%%
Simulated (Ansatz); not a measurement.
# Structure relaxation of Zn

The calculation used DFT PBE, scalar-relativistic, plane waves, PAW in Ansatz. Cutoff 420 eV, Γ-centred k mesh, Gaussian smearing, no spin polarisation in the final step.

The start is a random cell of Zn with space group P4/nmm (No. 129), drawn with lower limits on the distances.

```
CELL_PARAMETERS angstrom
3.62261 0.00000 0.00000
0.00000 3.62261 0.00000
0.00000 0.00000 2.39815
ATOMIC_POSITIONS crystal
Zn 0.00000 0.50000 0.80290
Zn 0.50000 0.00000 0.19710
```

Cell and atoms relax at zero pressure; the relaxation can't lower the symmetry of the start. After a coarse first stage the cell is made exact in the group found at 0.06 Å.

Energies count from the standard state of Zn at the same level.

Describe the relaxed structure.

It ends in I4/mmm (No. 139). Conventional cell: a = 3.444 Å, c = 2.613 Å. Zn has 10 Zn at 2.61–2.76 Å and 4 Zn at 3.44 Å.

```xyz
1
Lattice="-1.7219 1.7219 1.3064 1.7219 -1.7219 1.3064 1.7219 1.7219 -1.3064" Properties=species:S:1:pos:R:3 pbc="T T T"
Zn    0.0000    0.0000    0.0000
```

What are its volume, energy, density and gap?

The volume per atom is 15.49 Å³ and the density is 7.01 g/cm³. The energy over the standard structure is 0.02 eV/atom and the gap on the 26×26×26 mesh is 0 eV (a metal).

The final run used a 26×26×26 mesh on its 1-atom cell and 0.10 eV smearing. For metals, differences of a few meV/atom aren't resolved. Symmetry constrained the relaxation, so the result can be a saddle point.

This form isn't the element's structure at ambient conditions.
%%

◆ REQUIREMENT ◆
Beginning with the very first line of the material, please return exactly each line down to and including the one with "Cell and atoms".

◆ ANSWER SPACE ◆
Simulated (Ansatz); not a measurement.
# Structure relaxation of Zn

The calculation used DFT PBE, scalar-relativistic, plane waves, PAW in Ansatz. Cutoff 420 eV, Γ-centred k mesh, Gaussian smearing, no spin polarisation in the final step.

The start is a random cell of Zn with space group P4/nmm (No. 129), drawn with lower limits on the distances.

```
CELL_PARAMETERS angstrom
3.62261 0.00000 0.00000
0.00000 3.62261 0.00000
0.00000 0.00000 2.39815
ATOMIC_POSITIONS crystal
Zn 0.00000 0.50000 0.80290
Zn 0.50000 0.00000 0.19710
```

Cell and atoms relax at zero pressure; the relaxation can't lower the symmetry of the start. After a coarse first stage the cell is made exact in the group found at 0.06 Å.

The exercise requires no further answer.